ACTIVITY
Every entry, from first to last, is to be written out exactly.

DATASET EXCERPTS
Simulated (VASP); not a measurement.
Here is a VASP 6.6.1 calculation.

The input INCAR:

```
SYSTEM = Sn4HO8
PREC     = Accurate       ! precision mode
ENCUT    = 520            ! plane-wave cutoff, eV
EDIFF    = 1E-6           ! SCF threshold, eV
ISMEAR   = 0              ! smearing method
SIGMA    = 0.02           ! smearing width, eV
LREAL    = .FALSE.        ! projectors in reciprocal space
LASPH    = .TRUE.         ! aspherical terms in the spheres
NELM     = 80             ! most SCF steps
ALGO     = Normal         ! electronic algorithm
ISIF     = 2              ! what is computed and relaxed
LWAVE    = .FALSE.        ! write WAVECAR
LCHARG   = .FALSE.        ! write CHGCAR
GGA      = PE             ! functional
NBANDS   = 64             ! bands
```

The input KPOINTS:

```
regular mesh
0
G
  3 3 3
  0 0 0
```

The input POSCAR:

PROBLEM SOLUTION
Simulated (VASP); not a measurement.
Here is a VASP 6.6.1 calculation.

The input INCAR:

```
SYSTEM = Sn4HO8
PREC     = Accurate       ! precision mode
ENCUT    = 520            ! plane-wave cutoff, eV
EDIFF    = 1E-6           ! SCF threshold, eV
ISMEAR   = 0              ! smearing method
SIGMA    = 0.02           ! smearing width, eV
LREAL    = .FALSE.        ! projectors in reciprocal space
LASPH    = .TRUE.         ! aspherical terms in the spheres
NELM     = 80             ! most SCF steps
ALGO     = Normal         ! electronic algorithm
ISIF     = 2              ! what is computed and relaxed
LWAVE    = .FALSE.        ! write WAVECAR
LCHARG   = .FALSE.        ! write CHGCAR
GGA      = PE             ! functional
NBANDS   = 64             ! bands
```

The input KPOINTS:

```
regular mesh
0
G
  3 3 3
  0 0 0
```

The input POSCAR:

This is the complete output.